### Assigned task
The reply must reproduce each line below exactly.

### Information
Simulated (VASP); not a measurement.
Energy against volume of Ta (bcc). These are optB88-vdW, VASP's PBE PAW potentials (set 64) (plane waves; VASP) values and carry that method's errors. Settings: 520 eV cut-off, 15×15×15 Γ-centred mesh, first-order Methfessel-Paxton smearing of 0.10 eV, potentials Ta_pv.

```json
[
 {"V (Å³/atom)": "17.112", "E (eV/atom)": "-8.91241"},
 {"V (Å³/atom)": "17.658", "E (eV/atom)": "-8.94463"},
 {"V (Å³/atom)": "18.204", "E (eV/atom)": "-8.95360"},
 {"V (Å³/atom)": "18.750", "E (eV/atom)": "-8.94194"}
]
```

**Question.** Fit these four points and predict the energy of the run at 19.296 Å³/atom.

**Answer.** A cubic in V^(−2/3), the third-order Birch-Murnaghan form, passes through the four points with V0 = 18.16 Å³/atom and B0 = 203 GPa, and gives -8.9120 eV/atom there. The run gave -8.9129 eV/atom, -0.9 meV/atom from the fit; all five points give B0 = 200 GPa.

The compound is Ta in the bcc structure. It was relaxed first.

### Your solution
Simulated (VASP); not a measurement.
Energy against volume of Ta (bcc). These are optB88-vdW, VASP's PBE PAW potentials (set 64) (plane waves; VASP) values and carry that method's errors. Settings: 520 eV cut-off, 15×15×15 Γ-centred mesh, first-order Methfessel-Paxton smearing of 0.10 eV, potentials Ta_pv.

```json
[
 {"V (Å³/atom)": "17.112", "E (eV/atom)": "-8.91241"},
 {"V (Å³/atom)": "17.658", "E (eV/atom)": "-8.94463"},
 {"V (Å³/atom)": "18.204", "E (eV/atom)": "-8.95360"},
 {"V (Å³/atom)": "18.750", "E (eV/atom)": "-8.94194"}
]
```

**Question.** Fit these four points and predict the energy of the run at 19.296 Å³/atom.

**Answer.** A cubic in V^(−2/3), the third-order Birch-Murnaghan form, passes through the four points with V0 = 18.16 Å³/atom and B0 = 203 GPa, and gives -8.9120 eV/atom there. The run gave -8.9129 eV/atom, -0.9 meV/atom from the fit; all five points give B0 = 200 GPa.

The compound is Ta in the bcc structure. It was relaxed first.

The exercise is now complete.